ACTION ITEM: Please give back word for word the lines of the material below between the line containing "Hardware: 1 thread" and the line containing "Task: How long", inclusive.

*** SOURCE DATA ***
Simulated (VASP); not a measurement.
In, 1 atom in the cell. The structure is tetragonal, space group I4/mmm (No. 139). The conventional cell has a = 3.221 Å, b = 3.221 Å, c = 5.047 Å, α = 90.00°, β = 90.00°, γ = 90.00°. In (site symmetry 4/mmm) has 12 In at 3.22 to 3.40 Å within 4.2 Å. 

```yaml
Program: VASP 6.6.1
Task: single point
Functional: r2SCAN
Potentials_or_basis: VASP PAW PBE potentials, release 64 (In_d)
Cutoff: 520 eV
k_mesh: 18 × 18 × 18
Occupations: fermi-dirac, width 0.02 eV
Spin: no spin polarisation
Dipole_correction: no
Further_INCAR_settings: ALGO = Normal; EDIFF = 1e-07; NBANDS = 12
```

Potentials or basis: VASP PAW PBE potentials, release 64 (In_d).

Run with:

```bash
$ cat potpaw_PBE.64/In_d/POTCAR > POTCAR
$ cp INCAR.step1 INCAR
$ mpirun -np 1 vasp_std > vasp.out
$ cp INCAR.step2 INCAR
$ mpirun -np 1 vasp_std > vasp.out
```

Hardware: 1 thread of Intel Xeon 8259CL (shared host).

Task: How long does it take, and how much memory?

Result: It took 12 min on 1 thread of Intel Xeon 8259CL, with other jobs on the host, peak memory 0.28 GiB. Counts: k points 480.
***

TASK SOLUTION:
Hardware: 1 thread of Intel Xeon 8259CL (shared host).

Task: How long does it take, and how much memory?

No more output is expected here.